* _RECORD SET_
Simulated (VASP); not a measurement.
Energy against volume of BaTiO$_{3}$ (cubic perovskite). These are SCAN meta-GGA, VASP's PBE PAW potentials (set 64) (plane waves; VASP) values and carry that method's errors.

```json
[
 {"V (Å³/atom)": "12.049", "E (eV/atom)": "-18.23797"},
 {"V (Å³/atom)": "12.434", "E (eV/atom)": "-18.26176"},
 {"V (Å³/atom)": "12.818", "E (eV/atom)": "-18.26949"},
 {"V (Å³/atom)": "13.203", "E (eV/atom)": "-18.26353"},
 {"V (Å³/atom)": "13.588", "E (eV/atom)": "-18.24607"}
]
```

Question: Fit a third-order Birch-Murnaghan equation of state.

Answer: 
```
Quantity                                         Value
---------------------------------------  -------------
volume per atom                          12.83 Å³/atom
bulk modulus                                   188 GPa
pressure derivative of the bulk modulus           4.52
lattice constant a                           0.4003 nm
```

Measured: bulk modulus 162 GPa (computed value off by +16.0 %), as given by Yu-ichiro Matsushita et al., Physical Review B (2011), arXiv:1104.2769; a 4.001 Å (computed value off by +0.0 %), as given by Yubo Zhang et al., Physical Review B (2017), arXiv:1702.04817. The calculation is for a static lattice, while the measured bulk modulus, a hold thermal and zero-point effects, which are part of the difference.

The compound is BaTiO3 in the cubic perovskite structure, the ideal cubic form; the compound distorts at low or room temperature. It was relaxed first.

* _REQUIREMENT_
The whole listing above is to be restated word for word.

* _WORKED SOLUTION_
Simulated (VASP); not a measurement.
Energy against volume of BaTiO$_{3}$ (cubic perovskite). These are SCAN meta-GGA, VASP's PBE PAW potentials (set 64) (plane waves; VASP) values and carry that method's errors.

```json
[
 {"V (Å³/atom)": "12.049", "E (eV/atom)": "-18.23797"},
 {"V (Å³/atom)": "12.434", "E (eV/atom)": "-18.26176"},
 {"V (Å³/atom)": "12.818", "E (eV/atom)": "-18.26949"},
 {"V (Å³/atom)": "13.203", "E (eV/atom)": "-18.26353"},
 {"V (Å³/atom)": "13.588", "E (eV/atom)": "-18.24607"}
]
```

Question: Fit a third-order Birch-Murnaghan equation of state.

Answer: 
```
Quantity                                         Value
---------------------------------------  -------------
volume per atom                          12.83 Å³/atom
bulk modulus                                   188 GPa
pressure derivative of the bulk modulus           4.52
lattice constant a                           0.4003 nm
```

Measured: bulk modulus 162 GPa (computed value off by +16.0 %), as given by Yu-ichiro Matsushita et al., Physical Review B (2011), arXiv:1104.2769; a 4.001 Å (computed value off by +0.0 %), as given by Yubo Zhang et al., Physical Review B (2017), arXiv:1702.04817. The calculation is for a static lattice, while the measured bulk modulus, a hold thermal and zero-point effects, which are part of the difference.

The compound is BaTiO3 in the cubic perovskite structure, the ideal cubic form; the compound distorts at low or room temperature. It was relaxed first.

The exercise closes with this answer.